- **THE DATA**:
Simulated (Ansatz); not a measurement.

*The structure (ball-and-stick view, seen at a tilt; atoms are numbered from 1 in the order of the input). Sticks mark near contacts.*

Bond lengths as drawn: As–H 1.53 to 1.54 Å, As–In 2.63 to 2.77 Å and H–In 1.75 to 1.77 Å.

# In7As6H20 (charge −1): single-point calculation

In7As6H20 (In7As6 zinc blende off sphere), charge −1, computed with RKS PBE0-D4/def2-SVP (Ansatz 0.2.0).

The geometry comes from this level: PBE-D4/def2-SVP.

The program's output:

- **ASSIGNED TASK**: Line by line, transcribe the material above without leaving anything out.

- **WRITTEN SOLUTION**:
Simulated (Ansatz); not a measurement.

*The structure (ball-and-stick view, seen at a tilt; atoms are numbered from 1 in the order of the input). Sticks mark near contacts.*

Bond lengths as drawn: As–H 1.53 to 1.54 Å, As–In 2.63 to 2.77 Å and H–In 1.75 to 1.77 Å.

# In7As6H20 (charge −1): single-point calculation

In7As6H20 (In7As6 zinc blende off sphere), charge −1, computed with RKS PBE0-D4/def2-SVP (Ansatz 0.2.0).

The geometry comes from this level: PBE-D4/def2-SVP.

The program's output:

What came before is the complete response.